Work request -
The listing below should be written out again word for word, please.

━━━━━━━━

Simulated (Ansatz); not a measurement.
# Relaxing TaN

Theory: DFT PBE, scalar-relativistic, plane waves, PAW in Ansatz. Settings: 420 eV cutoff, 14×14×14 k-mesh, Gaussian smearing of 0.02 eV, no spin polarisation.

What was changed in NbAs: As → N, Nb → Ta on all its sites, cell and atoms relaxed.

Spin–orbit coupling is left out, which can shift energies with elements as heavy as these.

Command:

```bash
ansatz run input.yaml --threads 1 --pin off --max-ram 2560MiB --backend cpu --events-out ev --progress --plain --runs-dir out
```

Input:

━━━━━━━━

Your solution -
Simulated (Ansatz); not a measurement.
# Relaxing TaN

Theory: DFT PBE, scalar-relativistic, plane waves, PAW in Ansatz. Settings: 420 eV cutoff, 14×14×14 k-mesh, Gaussian smearing of 0.02 eV, no spin polarisation.

What was changed in NbAs: As → N, Nb → Ta on all its sites, cell and atoms relaxed.

Spin–orbit coupling is left out, which can shift energies with elements as heavy as these.

Command:

```bash
ansatz run input.yaml --threads 1 --pin off --max-ram 2560MiB --backend cpu --events-out ev --progress --plain --runs-dir out
```

Input:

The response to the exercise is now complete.